SOURCE DATA —
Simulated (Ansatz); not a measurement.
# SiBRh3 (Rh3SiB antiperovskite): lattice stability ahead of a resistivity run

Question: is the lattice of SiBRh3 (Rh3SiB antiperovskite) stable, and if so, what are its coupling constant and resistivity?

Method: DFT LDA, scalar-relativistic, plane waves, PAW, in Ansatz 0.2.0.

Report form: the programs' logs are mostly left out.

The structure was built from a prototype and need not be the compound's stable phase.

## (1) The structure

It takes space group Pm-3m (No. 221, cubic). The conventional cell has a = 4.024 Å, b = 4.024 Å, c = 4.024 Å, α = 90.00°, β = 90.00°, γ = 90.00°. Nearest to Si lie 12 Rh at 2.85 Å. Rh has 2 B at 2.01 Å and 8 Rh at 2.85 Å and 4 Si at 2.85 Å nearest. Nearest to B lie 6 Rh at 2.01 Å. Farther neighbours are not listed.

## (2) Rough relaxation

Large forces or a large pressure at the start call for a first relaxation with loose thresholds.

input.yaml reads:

WORK TASK —
Give back the whole listing above. Keep every character the same.

TASK OUTPUT —
Simulated (Ansatz); not a measurement.
# SiBRh3 (Rh3SiB antiperovskite): lattice stability ahead of a resistivity run

Question: is the lattice of SiBRh3 (Rh3SiB antiperovskite) stable, and if so, what are its coupling constant and resistivity?

Method: DFT LDA, scalar-relativistic, plane waves, PAW, in Ansatz 0.2.0.

Report form: the programs' logs are mostly left out.

The structure was built from a prototype and need not be the compound's stable phase.

## (1) The structure

It takes space group Pm-3m (No. 221, cubic). The conventional cell has a = 4.024 Å, b = 4.024 Å, c = 4.024 Å, α = 90.00°, β = 90.00°, γ = 90.00°. Nearest to Si lie 12 Rh at 2.85 Å. Rh has 2 B at 2.01 Å and 8 Rh at 2.85 Å and 4 Si at 2.85 Å nearest. Nearest to B lie 6 Rh at 2.01 Å. Farther neighbours are not listed.

## (2) Rough relaxation

Large forces or a large pressure at the start call for a first relaxation with loose thresholds.

input.yaml reads:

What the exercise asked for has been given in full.